RECORDS SHOWN: Begin

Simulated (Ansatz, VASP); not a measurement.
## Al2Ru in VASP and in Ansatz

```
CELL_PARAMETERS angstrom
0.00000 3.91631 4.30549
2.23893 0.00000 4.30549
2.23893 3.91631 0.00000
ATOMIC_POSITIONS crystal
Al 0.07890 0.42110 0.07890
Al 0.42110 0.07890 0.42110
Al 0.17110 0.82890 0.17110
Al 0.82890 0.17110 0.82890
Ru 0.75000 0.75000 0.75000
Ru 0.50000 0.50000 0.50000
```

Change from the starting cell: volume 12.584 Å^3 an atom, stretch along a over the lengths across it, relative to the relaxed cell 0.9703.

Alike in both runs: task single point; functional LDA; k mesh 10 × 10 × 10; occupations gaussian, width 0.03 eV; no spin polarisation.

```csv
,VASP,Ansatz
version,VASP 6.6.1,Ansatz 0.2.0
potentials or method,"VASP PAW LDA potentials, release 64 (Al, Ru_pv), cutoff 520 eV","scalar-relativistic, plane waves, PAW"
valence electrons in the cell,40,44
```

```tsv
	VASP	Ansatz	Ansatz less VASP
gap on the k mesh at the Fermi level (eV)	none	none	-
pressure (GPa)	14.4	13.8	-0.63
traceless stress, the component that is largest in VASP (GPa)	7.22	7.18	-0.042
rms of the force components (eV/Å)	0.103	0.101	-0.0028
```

RECORDS SHOWN: End

» EXERCISE:
The records above are to be written out again word for word.

» TASK RESULT:
Simulated (Ansatz, VASP); not a measurement.
## Al2Ru in VASP and in Ansatz

```
CELL_PARAMETERS angstrom
0.00000 3.91631 4.30549
2.23893 0.00000 4.30549
2.23893 3.91631 0.00000
ATOMIC_POSITIONS crystal
Al 0.07890 0.42110 0.07890
Al 0.42110 0.07890 0.42110
Al 0.17110 0.82890 0.17110
Al 0.82890 0.17110 0.82890
Ru 0.75000 0.75000 0.75000
Ru 0.50000 0.50000 0.50000
```

Change from the starting cell: volume 12.584 Å^3 an atom, stretch along a over the lengths across it, relative to the relaxed cell 0.9703.

Alike in both runs: task single point; functional LDA; k mesh 10 × 10 × 10; occupations gaussian, width 0.03 eV; no spin polarisation.

```csv
,VASP,Ansatz
version,VASP 6.6.1,Ansatz 0.2.0
potentials or method,"VASP PAW LDA potentials, release 64 (Al, Ru_pv), cutoff 520 eV","scalar-relativistic, plane waves, PAW"
valence electrons in the cell,40,44
```

```tsv
	VASP	Ansatz	Ansatz less VASP
gap on the k mesh at the Fermi level (eV)	none	none	-
pressure (GPa)	14.4	13.8	-0.63
traceless stress, the component that is largest in VASP (GPa)	7.22	7.18	-0.042
rms of the force components (eV/Å)	0.103	0.101	-0.0028
```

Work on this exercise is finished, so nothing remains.